**DATASET ENTRIES**
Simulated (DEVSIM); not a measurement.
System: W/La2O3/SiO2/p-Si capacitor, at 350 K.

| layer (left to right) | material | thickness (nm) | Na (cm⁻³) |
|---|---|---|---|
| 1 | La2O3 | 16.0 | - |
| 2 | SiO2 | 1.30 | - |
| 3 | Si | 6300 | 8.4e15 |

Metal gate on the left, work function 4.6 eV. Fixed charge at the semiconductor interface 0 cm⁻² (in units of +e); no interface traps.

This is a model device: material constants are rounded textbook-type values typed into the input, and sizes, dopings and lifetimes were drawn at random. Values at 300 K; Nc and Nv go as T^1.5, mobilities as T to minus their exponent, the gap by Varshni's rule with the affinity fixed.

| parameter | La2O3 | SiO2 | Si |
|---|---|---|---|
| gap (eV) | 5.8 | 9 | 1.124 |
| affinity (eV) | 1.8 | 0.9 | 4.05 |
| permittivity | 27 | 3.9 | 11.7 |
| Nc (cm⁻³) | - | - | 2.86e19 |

**WORK ITEM**
Restate each record above word for word.

**REPLY**
Simulated (DEVSIM); not a measurement.
System: W/La2O3/SiO2/p-Si capacitor, at 350 K.

| layer (left to right) | material | thickness (nm) | Na (cm⁻³) |
|---|---|---|---|
| 1 | La2O3 | 16.0 | - |
| 2 | SiO2 | 1.30 | - |
| 3 | Si | 6300 | 8.4e15 |

Metal gate on the left, work function 4.6 eV. Fixed charge at the semiconductor interface 0 cm⁻² (in units of +e); no interface traps.

This is a model device: material constants are rounded textbook-type values typed into the input, and sizes, dopings and lifetimes were drawn at random. Values at 300 K; Nc and Nv go as T^1.5, mobilities as T to minus their exponent, the gap by Varshni's rule with the affinity fixed.

| parameter | La2O3 | SiO2 | Si |
|---|---|---|---|
| gap (eV) | 5.8 | 9 | 1.124 |
| affinity (eV) | 1.8 | 0.9 | 4.05 |
| permittivity | 27 | 3.9 | 11.7 |
| Nc (cm⁻³) | - | - | 2.86e19 |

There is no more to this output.